- - - -
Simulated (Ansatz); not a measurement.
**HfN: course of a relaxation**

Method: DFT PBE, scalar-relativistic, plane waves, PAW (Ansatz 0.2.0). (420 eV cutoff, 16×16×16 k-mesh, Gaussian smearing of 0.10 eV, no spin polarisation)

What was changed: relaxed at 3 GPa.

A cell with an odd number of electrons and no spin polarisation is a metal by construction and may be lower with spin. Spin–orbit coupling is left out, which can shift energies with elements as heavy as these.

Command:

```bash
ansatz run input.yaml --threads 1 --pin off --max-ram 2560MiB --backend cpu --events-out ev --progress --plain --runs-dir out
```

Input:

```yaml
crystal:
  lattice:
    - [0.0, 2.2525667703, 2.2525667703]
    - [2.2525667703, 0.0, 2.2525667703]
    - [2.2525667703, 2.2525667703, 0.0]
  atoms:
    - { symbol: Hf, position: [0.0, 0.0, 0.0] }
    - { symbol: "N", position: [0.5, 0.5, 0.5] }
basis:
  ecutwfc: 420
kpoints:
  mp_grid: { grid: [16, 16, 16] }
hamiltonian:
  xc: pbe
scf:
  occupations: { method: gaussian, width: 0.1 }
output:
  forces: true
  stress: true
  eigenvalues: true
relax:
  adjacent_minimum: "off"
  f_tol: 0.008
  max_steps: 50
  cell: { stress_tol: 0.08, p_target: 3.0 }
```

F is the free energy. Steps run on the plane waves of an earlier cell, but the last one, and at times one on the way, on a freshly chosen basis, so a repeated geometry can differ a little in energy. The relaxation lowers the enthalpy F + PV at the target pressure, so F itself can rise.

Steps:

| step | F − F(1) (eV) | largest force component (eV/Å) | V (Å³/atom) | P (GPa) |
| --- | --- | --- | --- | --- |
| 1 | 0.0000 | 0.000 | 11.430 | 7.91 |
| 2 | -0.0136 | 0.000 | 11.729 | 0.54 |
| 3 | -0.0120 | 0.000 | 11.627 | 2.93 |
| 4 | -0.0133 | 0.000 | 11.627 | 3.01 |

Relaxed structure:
- - - -

• [WORK ORDER]
What you return should be the lines from the beginning of the records through the one that contains "What was changed: relaxed at 3 GPa.", repeated exactly and with no additions.

• [EXPECTED ANSWER]
Simulated (Ansatz); not a measurement.
**HfN: course of a relaxation**

Method: DFT PBE, scalar-relativistic, plane waves, PAW (Ansatz 0.2.0). (420 eV cutoff, 16×16×16 k-mesh, Gaussian smearing of 0.10 eV, no spin polarisation)

What was changed: relaxed at 3 GPa.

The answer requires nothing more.